Print the entries below in their entirety, exactly as they are written.

******************************

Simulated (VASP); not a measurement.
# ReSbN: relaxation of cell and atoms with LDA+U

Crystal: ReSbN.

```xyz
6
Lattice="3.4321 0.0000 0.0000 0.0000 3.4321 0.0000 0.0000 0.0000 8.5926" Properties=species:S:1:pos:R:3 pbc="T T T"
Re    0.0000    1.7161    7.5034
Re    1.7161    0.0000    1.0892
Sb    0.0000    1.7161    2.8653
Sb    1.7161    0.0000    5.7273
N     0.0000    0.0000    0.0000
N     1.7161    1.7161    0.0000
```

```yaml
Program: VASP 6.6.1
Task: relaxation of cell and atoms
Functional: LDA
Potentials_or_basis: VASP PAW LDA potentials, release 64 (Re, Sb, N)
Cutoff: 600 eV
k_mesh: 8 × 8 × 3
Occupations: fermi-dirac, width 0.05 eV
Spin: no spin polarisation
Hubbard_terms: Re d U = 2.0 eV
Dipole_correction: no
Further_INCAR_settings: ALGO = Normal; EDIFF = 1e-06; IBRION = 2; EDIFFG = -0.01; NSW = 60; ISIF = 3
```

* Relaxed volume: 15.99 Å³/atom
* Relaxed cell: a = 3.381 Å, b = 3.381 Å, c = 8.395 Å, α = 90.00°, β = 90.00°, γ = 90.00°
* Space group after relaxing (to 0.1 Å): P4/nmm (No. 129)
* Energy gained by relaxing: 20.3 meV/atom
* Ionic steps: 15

******************************

### [Exercise response]
Simulated (VASP); not a measurement.
# ReSbN: relaxation of cell and atoms with LDA+U

Crystal: ReSbN.

```xyz
6
Lattice="3.4321 0.0000 0.0000 0.0000 3.4321 0.0000 0.0000 0.0000 8.5926" Properties=species:S:1:pos:R:3 pbc="T T T"
Re    0.0000    1.7161    7.5034
Re    1.7161    0.0000    1.0892
Sb    0.0000    1.7161    2.8653
Sb    1.7161    0.0000    5.7273
N     0.0000    0.0000    0.0000
N     1.7161    1.7161    0.0000
```

```yaml
Program: VASP 6.6.1
Task: relaxation of cell and atoms
Functional: LDA
Potentials_or_basis: VASP PAW LDA potentials, release 64 (Re, Sb, N)
Cutoff: 600 eV
k_mesh: 8 × 8 × 3
Occupations: fermi-dirac, width 0.05 eV
Spin: no spin polarisation
Hubbard_terms: Re d U = 2.0 eV
Dipole_correction: no
Further_INCAR_settings: ALGO = Normal; EDIFF = 1e-06; IBRION = 2; EDIFFG = -0.01; NSW = 60; ISIF = 3
```

* Relaxed volume: 15.99 Å³/atom
* Relaxed cell: a = 3.381 Å, b = 3.381 Å, c = 8.395 Å, α = 90.00°, β = 90.00°, γ = 90.00°
* Space group after relaxing (to 0.1 Å): P4/nmm (No. 129)
* Energy gained by relaxing: 20.3 meV/atom
* Ionic steps: 15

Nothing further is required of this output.